> [Exercise]: Only the lines from the first line of the records through the line containing "Problem. Estimate the wall time of this run." belong in the answer. Copy them exactly.

###

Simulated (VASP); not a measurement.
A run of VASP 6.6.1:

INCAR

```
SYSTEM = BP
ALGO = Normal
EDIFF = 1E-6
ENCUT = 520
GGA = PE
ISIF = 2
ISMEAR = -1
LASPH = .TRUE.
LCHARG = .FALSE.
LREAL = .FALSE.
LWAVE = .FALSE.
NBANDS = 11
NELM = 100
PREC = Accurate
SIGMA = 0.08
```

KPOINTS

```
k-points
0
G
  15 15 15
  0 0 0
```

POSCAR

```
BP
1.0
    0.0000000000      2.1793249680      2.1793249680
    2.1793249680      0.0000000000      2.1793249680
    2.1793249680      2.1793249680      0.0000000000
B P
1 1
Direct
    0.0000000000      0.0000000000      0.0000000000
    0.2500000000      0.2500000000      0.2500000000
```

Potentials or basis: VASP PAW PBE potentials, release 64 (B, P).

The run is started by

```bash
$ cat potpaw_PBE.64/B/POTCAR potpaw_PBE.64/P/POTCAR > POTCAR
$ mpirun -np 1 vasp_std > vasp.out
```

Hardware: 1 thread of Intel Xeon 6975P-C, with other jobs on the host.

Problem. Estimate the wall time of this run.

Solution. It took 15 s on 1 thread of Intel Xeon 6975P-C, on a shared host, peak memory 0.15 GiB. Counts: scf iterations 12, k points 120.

###

> [Solution]:
Simulated (VASP); not a measurement.
A run of VASP 6.6.1:

INCAR

```
SYSTEM = BP
ALGO = Normal
EDIFF = 1E-6
ENCUT = 520
GGA = PE
ISIF = 2
ISMEAR = -1
LASPH = .TRUE.
LCHARG = .FALSE.
LREAL = .FALSE.
LWAVE = .FALSE.
NBANDS = 11
NELM = 100
PREC = Accurate
SIGMA = 0.08
```

KPOINTS

```
k-points
0
G
  15 15 15
  0 0 0
```

POSCAR

```
BP
1.0
    0.0000000000      2.1793249680      2.1793249680
    2.1793249680      0.0000000000      2.1793249680
    2.1793249680      2.1793249680      0.0000000000
B P
1 1
Direct
    0.0000000000      0.0000000000      0.0000000000
    0.2500000000      0.2500000000      0.2500000000
```

Potentials or basis: VASP PAW PBE potentials, release 64 (B, P).

The run is started by

```bash
$ cat potpaw_PBE.64/B/POTCAR potpaw_PBE.64/P/POTCAR > POTCAR
$ mpirun -np 1 vasp_std > vasp.out
```

Hardware: 1 thread of Intel Xeon 6975P-C, with other jobs on the host.

Problem. Estimate the wall time of this run.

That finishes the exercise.